DATA RECORDS START
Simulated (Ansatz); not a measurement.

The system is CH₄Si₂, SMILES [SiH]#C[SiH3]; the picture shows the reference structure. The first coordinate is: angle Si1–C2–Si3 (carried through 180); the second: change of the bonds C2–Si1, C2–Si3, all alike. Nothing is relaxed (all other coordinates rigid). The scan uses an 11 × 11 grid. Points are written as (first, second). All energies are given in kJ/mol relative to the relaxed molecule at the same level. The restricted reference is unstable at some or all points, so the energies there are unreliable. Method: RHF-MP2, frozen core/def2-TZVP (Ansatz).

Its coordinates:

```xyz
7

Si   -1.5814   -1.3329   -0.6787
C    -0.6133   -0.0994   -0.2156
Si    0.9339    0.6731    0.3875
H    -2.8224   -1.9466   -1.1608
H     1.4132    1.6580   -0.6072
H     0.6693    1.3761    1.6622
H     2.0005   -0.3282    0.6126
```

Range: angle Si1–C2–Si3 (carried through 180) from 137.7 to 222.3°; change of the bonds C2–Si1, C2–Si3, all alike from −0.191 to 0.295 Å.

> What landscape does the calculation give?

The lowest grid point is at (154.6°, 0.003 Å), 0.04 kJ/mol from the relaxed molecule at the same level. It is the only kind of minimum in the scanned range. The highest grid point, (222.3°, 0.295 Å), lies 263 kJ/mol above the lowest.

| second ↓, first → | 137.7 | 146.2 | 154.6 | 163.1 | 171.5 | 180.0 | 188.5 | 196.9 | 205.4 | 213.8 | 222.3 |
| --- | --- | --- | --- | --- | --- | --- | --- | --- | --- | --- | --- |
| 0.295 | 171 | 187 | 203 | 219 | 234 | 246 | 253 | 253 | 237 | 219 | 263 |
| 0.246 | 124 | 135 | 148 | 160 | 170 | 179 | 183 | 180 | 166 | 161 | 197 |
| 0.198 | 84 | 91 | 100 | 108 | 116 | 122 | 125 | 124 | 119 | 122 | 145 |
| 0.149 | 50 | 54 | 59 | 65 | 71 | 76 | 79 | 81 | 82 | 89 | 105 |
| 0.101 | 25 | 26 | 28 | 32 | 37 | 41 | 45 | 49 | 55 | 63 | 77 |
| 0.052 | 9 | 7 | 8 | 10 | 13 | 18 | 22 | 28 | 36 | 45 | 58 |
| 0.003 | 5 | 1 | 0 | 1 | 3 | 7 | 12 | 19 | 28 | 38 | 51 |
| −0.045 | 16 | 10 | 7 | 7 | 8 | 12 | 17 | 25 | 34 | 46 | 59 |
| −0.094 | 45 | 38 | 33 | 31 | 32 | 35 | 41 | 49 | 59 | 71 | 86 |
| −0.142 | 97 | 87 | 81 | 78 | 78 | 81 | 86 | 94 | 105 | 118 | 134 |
DATA RECORDS END

WORK ITEM:
If a line comes after the one containing "34 | 46 | 59 |", leave it out; set down every line of the data before it, and that line itself, exactly.

RESULT:
Simulated (Ansatz); not a measurement.

The system is CH₄Si₂, SMILES [SiH]#C[SiH3]; the picture shows the reference structure. The first coordinate is: angle Si1–C2–Si3 (carried through 180); the second: change of the bonds C2–Si1, C2–Si3, all alike. Nothing is relaxed (all other coordinates rigid). The scan uses an 11 × 11 grid. Points are written as (first, second). All energies are given in kJ/mol relative to the relaxed molecule at the same level. The restricted reference is unstable at some or all points, so the energies there are unreliable. Method: RHF-MP2, frozen core/def2-TZVP (Ansatz).

Its coordinates:

```xyz
7

Si   -1.5814   -1.3329   -0.6787
C    -0.6133   -0.0994   -0.2156
Si    0.9339    0.6731    0.3875
H    -2.8224   -1.9466   -1.1608
H     1.4132    1.6580   -0.6072
H     0.6693    1.3761    1.6622
H     2.0005   -0.3282    0.6126
```

Range: angle Si1–C2–Si3 (carried through 180) from 137.7 to 222.3°; change of the bonds C2–Si1, C2–Si3, all alike from −0.191 to 0.295 Å.

> What landscape does the calculation give?

The lowest grid point is at (154.6°, 0.003 Å), 0.04 kJ/mol from the relaxed molecule at the same level. It is the only kind of minimum in the scanned range. The highest grid point, (222.3°, 0.295 Å), lies 263 kJ/mol above the lowest.

| second ↓, first → | 137.7 | 146.2 | 154.6 | 163.1 | 171.5 | 180.0 | 188.5 | 196.9 | 205.4 | 213.8 | 222.3 |
| --- | --- | --- | --- | --- | --- | --- | --- | --- | --- | --- | --- |
| 0.295 | 171 | 187 | 203 | 219 | 234 | 246 | 253 | 253 | 237 | 219 | 263 |
| 0.246 | 124 | 135 | 148 | 160 | 170 | 179 | 183 | 180 | 166 | 161 | 197 |
| 0.198 | 84 | 91 | 100 | 108 | 116 | 122 | 125 | 124 | 119 | 122 | 145 |
| 0.149 | 50 | 54 | 59 | 65 | 71 | 76 | 79 | 81 | 82 | 89 | 105 |
| 0.101 | 25 | 26 | 28 | 32 | 37 | 41 | 45 | 49 | 55 | 63 | 77 |
| 0.052 | 9 | 7 | 8 | 10 | 13 | 18 | 22 | 28 | 36 | 45 | 58 |
| 0.003 | 5 | 1 | 0 | 1 | 3 | 7 | 12 | 19 | 28 | 38 | 51 |
| −0.045 | 16 | 10 | 7 | 7 | 8 | 12 | 17 | 25 | 34 | 46 | 59 |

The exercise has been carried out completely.